Data records
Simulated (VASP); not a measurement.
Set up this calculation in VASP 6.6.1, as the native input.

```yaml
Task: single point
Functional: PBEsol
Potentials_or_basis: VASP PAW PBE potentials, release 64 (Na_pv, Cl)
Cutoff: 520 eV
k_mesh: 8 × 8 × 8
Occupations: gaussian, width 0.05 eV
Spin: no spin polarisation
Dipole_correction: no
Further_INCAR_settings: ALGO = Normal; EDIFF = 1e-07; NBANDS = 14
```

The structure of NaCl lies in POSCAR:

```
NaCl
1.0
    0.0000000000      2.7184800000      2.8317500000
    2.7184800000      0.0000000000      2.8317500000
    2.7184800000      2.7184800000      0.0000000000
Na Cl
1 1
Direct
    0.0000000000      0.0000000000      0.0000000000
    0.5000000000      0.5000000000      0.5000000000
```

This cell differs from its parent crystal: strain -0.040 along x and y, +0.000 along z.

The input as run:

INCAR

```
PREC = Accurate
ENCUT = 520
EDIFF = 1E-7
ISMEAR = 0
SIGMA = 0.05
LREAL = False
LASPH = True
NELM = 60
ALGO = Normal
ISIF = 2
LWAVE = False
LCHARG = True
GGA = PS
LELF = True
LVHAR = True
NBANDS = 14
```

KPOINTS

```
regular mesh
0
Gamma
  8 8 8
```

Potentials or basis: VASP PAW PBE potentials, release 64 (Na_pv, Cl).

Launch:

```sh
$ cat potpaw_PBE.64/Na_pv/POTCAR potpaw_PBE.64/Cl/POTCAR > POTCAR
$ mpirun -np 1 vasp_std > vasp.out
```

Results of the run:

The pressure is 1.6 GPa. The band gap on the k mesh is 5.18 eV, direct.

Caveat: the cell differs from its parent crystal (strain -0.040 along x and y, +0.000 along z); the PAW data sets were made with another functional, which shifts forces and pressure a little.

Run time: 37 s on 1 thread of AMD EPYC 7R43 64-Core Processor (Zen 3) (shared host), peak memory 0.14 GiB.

Assignment
From the listing above, output exactly the run of lines that starts with the line containing "The pressure is" and ends with the line containing "Caveat: the cell".

Response
The pressure is 1.6 GPa. The band gap on the k mesh is 5.18 eV, direct.

Caveat: the cell differs from its parent crystal (strain -0.040 along x and y, +0.000 along z); the PAW data sets were made with another functional, which shifts forces and pressure a little.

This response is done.